Stored data =>
Start of Block
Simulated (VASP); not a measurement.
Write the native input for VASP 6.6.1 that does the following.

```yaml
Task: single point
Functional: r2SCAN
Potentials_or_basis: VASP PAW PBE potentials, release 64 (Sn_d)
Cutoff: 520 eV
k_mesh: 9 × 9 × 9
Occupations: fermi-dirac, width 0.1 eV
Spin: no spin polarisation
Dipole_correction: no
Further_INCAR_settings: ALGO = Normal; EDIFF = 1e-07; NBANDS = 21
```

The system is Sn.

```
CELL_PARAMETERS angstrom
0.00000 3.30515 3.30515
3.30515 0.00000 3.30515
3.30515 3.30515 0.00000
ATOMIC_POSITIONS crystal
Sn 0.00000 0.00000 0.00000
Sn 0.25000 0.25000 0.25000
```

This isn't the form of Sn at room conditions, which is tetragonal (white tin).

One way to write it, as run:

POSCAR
End of Block

Work instruction => The full listing above should be transcribed exactly.

Response box =>
Simulated (VASP); not a measurement.
Write the native input for VASP 6.6.1 that does the following.

```yaml
Task: single point
Functional: r2SCAN
Potentials_or_basis: VASP PAW PBE potentials, release 64 (Sn_d)
Cutoff: 520 eV
k_mesh: 9 × 9 × 9
Occupations: fermi-dirac, width 0.1 eV
Spin: no spin polarisation
Dipole_correction: no
Further_INCAR_settings: ALGO = Normal; EDIFF = 1e-07; NBANDS = 21
```

The system is Sn.

```
CELL_PARAMETERS angstrom
0.00000 3.30515 3.30515
3.30515 0.00000 3.30515
3.30515 3.30515 0.00000
ATOMIC_POSITIONS crystal
Sn 0.00000 0.00000 0.00000
Sn 0.25000 0.25000 0.25000
```

This isn't the form of Sn at room conditions, which is tetragonal (white tin).

One way to write it, as run:

POSCAR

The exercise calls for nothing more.